Data for analysis:
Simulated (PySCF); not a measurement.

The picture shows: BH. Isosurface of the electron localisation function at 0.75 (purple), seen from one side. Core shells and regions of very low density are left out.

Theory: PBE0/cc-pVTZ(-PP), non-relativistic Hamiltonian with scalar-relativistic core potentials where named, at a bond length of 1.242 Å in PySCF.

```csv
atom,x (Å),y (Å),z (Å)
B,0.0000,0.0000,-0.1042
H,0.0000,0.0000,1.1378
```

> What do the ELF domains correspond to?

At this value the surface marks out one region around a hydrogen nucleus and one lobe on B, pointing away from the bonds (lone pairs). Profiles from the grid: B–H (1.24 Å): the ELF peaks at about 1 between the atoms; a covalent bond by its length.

Assigned task: All of the entries should be output exactly as they appear above.

Exercise answer:
Simulated (PySCF); not a measurement.

The picture shows: BH. Isosurface of the electron localisation function at 0.75 (purple), seen from one side. Core shells and regions of very low density are left out.

Theory: PBE0/cc-pVTZ(-PP), non-relativistic Hamiltonian with scalar-relativistic core potentials where named, at a bond length of 1.242 Å in PySCF.

```csv
atom,x (Å),y (Å),z (Å)
B,0.0000,0.0000,-0.1042
H,0.0000,0.0000,1.1378
```

> What do the ELF domains correspond to?

At this value the surface marks out one region around a hydrogen nucleus and one lobe on B, pointing away from the bonds (lone pairs). Profiles from the grid: B–H (1.24 Å): the ELF peaks at about 1 between the atoms; a covalent bond by its length.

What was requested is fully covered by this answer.